**Exercise**
Should any entry look odd, write it out exactly anyway, along with all the rest.

**Entries supplied**
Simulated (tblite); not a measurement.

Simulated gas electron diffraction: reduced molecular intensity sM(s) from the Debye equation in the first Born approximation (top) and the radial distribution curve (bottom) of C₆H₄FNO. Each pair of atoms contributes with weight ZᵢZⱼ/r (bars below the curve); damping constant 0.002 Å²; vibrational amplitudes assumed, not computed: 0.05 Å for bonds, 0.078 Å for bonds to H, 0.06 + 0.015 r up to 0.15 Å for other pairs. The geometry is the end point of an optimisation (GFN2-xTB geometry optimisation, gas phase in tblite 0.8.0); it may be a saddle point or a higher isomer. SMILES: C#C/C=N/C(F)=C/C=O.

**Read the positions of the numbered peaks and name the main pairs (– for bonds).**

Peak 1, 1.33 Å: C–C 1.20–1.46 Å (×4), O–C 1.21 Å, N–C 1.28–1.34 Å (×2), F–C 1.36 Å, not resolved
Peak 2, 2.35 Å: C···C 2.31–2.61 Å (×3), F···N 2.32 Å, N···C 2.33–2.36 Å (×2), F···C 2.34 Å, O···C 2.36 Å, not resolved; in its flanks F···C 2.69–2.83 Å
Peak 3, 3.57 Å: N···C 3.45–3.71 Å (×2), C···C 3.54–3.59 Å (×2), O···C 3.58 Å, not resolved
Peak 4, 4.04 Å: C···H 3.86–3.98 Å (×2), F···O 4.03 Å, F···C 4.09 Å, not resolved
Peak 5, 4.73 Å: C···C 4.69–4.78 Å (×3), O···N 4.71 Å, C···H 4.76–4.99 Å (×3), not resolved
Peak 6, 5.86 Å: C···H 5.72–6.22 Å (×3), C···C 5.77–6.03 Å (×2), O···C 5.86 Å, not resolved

**Written response**
Simulated (tblite); not a measurement.

Simulated gas electron diffraction: reduced molecular intensity sM(s) from the Debye equation in the first Born approximation (top) and the radial distribution curve (bottom) of C₆H₄FNO. Each pair of atoms contributes with weight ZᵢZⱼ/r (bars below the curve); damping constant 0.002 Å²; vibrational amplitudes assumed, not computed: 0.05 Å for bonds, 0.078 Å for bonds to H, 0.06 + 0.015 r up to 0.15 Å for other pairs. The geometry is the end point of an optimisation (GFN2-xTB geometry optimisation, gas phase in tblite 0.8.0); it may be a saddle point or a higher isomer. SMILES: C#C/C=N/C(F)=C/C=O.

**Read the positions of the numbered peaks and name the main pairs (– for bonds).**

Peak 1, 1.33 Å: C–C 1.20–1.46 Å (×4), O–C 1.21 Å, N–C 1.28–1.34 Å (×2), F–C 1.36 Å, not resolved
Peak 2, 2.35 Å: C···C 2.31–2.61 Å (×3), F···N 2.32 Å, N···C 2.33–2.36 Å (×2), F···C 2.34 Å, O···C 2.36 Å, not resolved; in its flanks F···C 2.69–2.83 Å
Peak 3, 3.57 Å: N···C 3.45–3.71 Å (×2), C···C 3.54–3.59 Å (×2), O···C 3.58 Å, not resolved
Peak 4, 4.04 Å: C···H 3.86–3.98 Å (×2), F···O 4.03 Å, F···C 4.09 Å, not resolved
Peak 5, 4.73 Å: C···C 4.69–4.78 Å (×3), O···N 4.71 Å, C···H 4.76–4.99 Å (×3), not resolved
Peak 6, 5.86 Å: C···H 5.72–6.22 Å (×3), C···C 5.77–6.03 Å (×2), O···C 5.86 Å, not resolved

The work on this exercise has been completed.